● ACTIVITY
From start to end of the material below, restate each line exactly.

● MATERIAL PROVIDED
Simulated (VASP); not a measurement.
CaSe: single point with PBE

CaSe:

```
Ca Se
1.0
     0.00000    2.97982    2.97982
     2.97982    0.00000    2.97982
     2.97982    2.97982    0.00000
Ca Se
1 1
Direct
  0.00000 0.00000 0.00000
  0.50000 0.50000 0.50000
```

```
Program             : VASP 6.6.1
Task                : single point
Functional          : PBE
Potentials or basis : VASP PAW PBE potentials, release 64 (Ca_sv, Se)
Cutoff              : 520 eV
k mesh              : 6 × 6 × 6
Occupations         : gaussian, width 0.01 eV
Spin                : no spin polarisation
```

● EXPECTED ANSWER
Simulated (VASP); not a measurement.
CaSe: single point with PBE

CaSe:

```
Ca Se
1.0
     0.00000    2.97982    2.97982
     2.97982    0.00000    2.97982
     2.97982    2.97982    0.00000
Ca Se
1 1
Direct
  0.00000 0.00000 0.00000
  0.50000 0.50000 0.50000
```

```
Program             : VASP 6.6.1
Task                : single point
Functional          : PBE
Potentials or basis : VASP PAW PBE potentials, release 64 (Ca_sv, Se)
Cutoff              : 520 eV
k mesh              : 6 × 6 × 6
Occupations         : gaussian, width 0.01 eV
Spin                : no spin polarisation
```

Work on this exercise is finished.